---------- Material shown

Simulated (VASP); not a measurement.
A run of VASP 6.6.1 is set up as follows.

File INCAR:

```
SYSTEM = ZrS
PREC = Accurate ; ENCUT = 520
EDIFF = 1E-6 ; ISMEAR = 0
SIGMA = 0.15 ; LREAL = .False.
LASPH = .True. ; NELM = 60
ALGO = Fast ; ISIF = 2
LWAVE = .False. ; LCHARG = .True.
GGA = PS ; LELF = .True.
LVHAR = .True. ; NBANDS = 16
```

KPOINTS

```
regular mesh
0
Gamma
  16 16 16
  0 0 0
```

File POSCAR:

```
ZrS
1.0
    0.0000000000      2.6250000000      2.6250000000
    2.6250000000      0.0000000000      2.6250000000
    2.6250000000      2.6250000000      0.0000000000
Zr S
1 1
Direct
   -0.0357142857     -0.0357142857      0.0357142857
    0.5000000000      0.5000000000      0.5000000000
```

--------------------

=== Requirement ===
Print out the complete data above, character for character.

=== Your response ===
Simulated (VASP); not a measurement.
A run of VASP 6.6.1 is set up as follows.

File INCAR:

```
SYSTEM = ZrS
PREC = Accurate ; ENCUT = 520
EDIFF = 1E-6 ; ISMEAR = 0
SIGMA = 0.15 ; LREAL = .False.
LASPH = .True. ; NELM = 60
ALGO = Fast ; ISIF = 2
LWAVE = .False. ; LCHARG = .True.
GGA = PS ; LELF = .True.
LVHAR = .True. ; NBANDS = 16
```

KPOINTS

```
regular mesh
0
Gamma
  16 16 16
  0 0 0
```

File POSCAR:

```
ZrS
1.0
    0.0000000000      2.6250000000      2.6250000000
    2.6250000000      0.0000000000      2.6250000000
    2.6250000000      2.6250000000      0.0000000000
Zr S
1 1
Direct
   -0.0357142857     -0.0357142857      0.0357142857
    0.5000000000      0.5000000000      0.5000000000
```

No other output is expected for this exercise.